Your answer should contain every line of the records, transcribed word for word.

[Opening Material supplied section]

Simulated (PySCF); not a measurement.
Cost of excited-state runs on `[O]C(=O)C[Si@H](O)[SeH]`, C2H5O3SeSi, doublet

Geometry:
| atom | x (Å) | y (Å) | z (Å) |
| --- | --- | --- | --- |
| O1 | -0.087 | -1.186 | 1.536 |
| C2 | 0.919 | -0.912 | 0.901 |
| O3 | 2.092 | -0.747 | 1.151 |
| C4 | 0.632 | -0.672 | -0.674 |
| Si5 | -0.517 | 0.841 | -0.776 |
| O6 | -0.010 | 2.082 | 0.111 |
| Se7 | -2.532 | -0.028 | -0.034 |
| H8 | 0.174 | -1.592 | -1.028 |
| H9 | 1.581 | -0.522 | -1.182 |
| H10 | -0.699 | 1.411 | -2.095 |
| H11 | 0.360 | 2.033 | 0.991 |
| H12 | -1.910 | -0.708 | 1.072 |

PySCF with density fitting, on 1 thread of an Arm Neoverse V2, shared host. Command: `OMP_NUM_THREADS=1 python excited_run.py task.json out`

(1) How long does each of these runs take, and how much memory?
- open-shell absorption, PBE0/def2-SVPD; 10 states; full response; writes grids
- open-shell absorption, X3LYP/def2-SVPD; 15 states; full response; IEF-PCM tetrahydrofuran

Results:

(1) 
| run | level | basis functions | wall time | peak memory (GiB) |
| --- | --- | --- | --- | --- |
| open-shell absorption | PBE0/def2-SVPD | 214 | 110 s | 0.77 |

[Closing Material supplied section]

Worked solution
Simulated (PySCF); not a measurement.
Cost of excited-state runs on `[O]C(=O)C[Si@H](O)[SeH]`, C2H5O3SeSi, doublet

Geometry:
| atom | x (Å) | y (Å) | z (Å) |
| --- | --- | --- | --- |
| O1 | -0.087 | -1.186 | 1.536 |
| C2 | 0.919 | -0.912 | 0.901 |
| O3 | 2.092 | -0.747 | 1.151 |
| C4 | 0.632 | -0.672 | -0.674 |
| Si5 | -0.517 | 0.841 | -0.776 |
| O6 | -0.010 | 2.082 | 0.111 |
| Se7 | -2.532 | -0.028 | -0.034 |
| H8 | 0.174 | -1.592 | -1.028 |
| H9 | 1.581 | -0.522 | -1.182 |
| H10 | -0.699 | 1.411 | -2.095 |
| H11 | 0.360 | 2.033 | 0.991 |
| H12 | -1.910 | -0.708 | 1.072 |

PySCF with density fitting, on 1 thread of an Arm Neoverse V2, shared host. Command: `OMP_NUM_THREADS=1 python excited_run.py task.json out`

(1) How long does each of these runs take, and how much memory?
- open-shell absorption, PBE0/def2-SVPD; 10 states; full response; writes grids
- open-shell absorption, X3LYP/def2-SVPD; 15 states; full response; IEF-PCM tetrahydrofuran

Results:

(1) 
| run | level | basis functions | wall time | peak memory (GiB) |
| --- | --- | --- | --- | --- |
| open-shell absorption | PBE0/def2-SVPD | 214 | 110 s | 0.77 |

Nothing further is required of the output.